Work item » Write every entry out again, exactly as given.

+++

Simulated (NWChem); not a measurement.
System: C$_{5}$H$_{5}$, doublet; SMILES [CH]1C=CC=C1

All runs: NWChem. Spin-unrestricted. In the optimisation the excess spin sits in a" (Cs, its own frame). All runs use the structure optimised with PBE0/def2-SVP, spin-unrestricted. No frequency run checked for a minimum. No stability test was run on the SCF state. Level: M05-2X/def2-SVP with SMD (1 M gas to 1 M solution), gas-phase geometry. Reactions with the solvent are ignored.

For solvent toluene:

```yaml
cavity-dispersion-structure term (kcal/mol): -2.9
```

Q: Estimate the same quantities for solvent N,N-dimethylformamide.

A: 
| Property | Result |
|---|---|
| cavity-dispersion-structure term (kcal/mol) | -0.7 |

+++

Answer area »
Simulated (NWChem); not a measurement.
System: C$_{5}$H$_{5}$, doublet; SMILES [CH]1C=CC=C1

All runs: NWChem. Spin-unrestricted. In the optimisation the excess spin sits in a" (Cs, its own frame). All runs use the structure optimised with PBE0/def2-SVP, spin-unrestricted. No frequency run checked for a minimum. No stability test was run on the SCF state. Level: M05-2X/def2-SVP with SMD (1 M gas to 1 M solution), gas-phase geometry. Reactions with the solvent are ignored.

For solvent toluene:

```yaml
cavity-dispersion-structure term (kcal/mol): -2.9
```

Q: Estimate the same quantities for solvent N,N-dimethylformamide.

A: 
| Property | Result |
|---|---|
| cavity-dispersion-structure term (kcal/mol) | -0.7 |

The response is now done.